■ **Work order**:
Please print the whole listing again, exactly as shown.

:::

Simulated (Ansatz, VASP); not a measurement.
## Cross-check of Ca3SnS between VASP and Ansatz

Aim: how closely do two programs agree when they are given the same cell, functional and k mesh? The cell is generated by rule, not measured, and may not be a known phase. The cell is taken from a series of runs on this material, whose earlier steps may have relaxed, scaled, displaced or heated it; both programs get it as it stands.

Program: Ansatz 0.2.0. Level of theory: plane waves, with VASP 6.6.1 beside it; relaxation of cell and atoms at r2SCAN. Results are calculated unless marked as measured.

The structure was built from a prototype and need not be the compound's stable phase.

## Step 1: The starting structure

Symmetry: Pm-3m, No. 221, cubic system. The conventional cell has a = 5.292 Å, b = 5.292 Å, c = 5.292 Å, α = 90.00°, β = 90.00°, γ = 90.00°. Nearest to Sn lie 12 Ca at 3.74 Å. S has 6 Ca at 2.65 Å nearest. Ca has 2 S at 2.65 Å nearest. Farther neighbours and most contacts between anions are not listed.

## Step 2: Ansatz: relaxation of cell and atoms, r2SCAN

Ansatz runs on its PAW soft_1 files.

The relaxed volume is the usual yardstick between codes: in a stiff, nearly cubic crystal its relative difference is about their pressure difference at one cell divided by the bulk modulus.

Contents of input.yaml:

:::

■ **Exercise result**:
Simulated (Ansatz, VASP); not a measurement.
## Cross-check of Ca3SnS between VASP and Ansatz

Aim: how closely do two programs agree when they are given the same cell, functional and k mesh? The cell is generated by rule, not measured, and may not be a known phase. The cell is taken from a series of runs on this material, whose earlier steps may have relaxed, scaled, displaced or heated it; both programs get it as it stands.

Program: Ansatz 0.2.0. Level of theory: plane waves, with VASP 6.6.1 beside it; relaxation of cell and atoms at r2SCAN. Results are calculated unless marked as measured.

The structure was built from a prototype and need not be the compound's stable phase.

## Step 1: The starting structure

Symmetry: Pm-3m, No. 221, cubic system. The conventional cell has a = 5.292 Å, b = 5.292 Å, c = 5.292 Å, α = 90.00°, β = 90.00°, γ = 90.00°. Nearest to Sn lie 12 Ca at 3.74 Å. S has 6 Ca at 2.65 Å nearest. Ca has 2 S at 2.65 Å nearest. Farther neighbours and most contacts between anions are not listed.

## Step 2: Ansatz: relaxation of cell and atoms, r2SCAN

Ansatz runs on its PAW soft_1 files.

The relaxed volume is the usual yardstick between codes: in a stiff, nearly cubic crystal its relative difference is about their pressure difference at one cell divided by the bulk modulus.

Contents of input.yaml:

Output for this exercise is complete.